> **Brief**
Produce an exact copy of the first line of the data below and each line after it, please, up to and including the one with "Site moments also".

====== Record extracts

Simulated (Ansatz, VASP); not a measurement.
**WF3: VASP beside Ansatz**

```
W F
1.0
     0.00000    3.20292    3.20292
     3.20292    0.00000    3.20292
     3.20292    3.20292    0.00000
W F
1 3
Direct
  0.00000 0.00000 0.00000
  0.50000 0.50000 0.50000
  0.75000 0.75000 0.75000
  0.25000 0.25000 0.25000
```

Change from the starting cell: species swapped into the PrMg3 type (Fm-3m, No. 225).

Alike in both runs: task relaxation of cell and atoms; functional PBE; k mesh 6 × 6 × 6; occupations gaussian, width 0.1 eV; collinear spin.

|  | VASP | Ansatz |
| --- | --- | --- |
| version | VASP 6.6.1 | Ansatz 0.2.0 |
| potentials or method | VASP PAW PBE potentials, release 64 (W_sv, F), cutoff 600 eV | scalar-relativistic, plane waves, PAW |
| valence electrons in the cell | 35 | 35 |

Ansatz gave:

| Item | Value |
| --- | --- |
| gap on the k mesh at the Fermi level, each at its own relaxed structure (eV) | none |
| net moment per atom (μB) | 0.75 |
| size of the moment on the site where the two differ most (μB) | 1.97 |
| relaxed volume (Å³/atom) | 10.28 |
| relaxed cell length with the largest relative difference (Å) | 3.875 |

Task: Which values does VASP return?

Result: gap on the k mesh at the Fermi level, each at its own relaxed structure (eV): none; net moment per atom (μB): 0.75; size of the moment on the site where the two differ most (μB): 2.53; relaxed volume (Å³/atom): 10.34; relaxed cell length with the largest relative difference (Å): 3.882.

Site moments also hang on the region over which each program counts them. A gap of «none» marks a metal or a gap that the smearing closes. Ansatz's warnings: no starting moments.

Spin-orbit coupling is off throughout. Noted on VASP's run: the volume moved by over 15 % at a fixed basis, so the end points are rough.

============

> **Your solution**
Simulated (Ansatz, VASP); not a measurement.
**WF3: VASP beside Ansatz**

```
W F
1.0
     0.00000    3.20292    3.20292
     3.20292    0.00000    3.20292
     3.20292    3.20292    0.00000
W F
1 3
Direct
  0.00000 0.00000 0.00000
  0.50000 0.50000 0.50000
  0.75000 0.75000 0.75000
  0.25000 0.25000 0.25000
```

Change from the starting cell: species swapped into the PrMg3 type (Fm-3m, No. 225).

Alike in both runs: task relaxation of cell and atoms; functional PBE; k mesh 6 × 6 × 6; occupations gaussian, width 0.1 eV; collinear spin.

|  | VASP | Ansatz |
| --- | --- | --- |
| version | VASP 6.6.1 | Ansatz 0.2.0 |
| potentials or method | VASP PAW PBE potentials, release 64 (W_sv, F), cutoff 600 eV | scalar-relativistic, plane waves, PAW |
| valence electrons in the cell | 35 | 35 |

Ansatz gave:

| Item | Value |
| --- | --- |
| gap on the k mesh at the Fermi level, each at its own relaxed structure (eV) | none |
| net moment per atom (μB) | 0.75 |
| size of the moment on the site where the two differ most (μB) | 1.97 |
| relaxed volume (Å³/atom) | 10.28 |
| relaxed cell length with the largest relative difference (Å) | 3.875 |

Task: Which values does VASP return?

Result: gap on the k mesh at the Fermi level, each at its own relaxed structure (eV): none; net moment per atom (μB): 0.75; size of the moment on the site where the two differ most (μB): 2.53; relaxed volume (Å³/atom): 10.34; relaxed cell length with the largest relative difference (Å): 3.882.

Site moments also hang on the region over which each program counts them. A gap of «none» marks a metal or a gap that the smearing closes. Ansatz's warnings: no starting moments.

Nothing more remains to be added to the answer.